....
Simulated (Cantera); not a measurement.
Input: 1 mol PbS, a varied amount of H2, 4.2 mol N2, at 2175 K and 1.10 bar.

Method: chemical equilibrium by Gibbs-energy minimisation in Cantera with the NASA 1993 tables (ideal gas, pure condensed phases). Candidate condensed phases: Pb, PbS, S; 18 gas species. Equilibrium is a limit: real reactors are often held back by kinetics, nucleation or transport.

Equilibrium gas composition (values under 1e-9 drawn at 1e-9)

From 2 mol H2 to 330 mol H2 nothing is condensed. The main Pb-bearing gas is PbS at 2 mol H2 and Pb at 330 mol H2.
....

## WORK ITEM
Reproduce, please, the lines of the material from its first line down to the line containing "Equilibrium gas composition", keeping both ends and nothing beyond them.

## TASK ANSWER
Simulated (Cantera); not a measurement.
Input: 1 mol PbS, a varied amount of H2, 4.2 mol N2, at 2175 K and 1.10 bar.

Method: chemical equilibrium by Gibbs-energy minimisation in Cantera with the NASA 1993 tables (ideal gas, pure condensed phases). Candidate condensed phases: Pb, PbS, S; 18 gas species. Equilibrium is a limit: real reactors are often held back by kinetics, nucleation or transport.

Equilibrium gas composition (values under 1e-9 drawn at 1e-9)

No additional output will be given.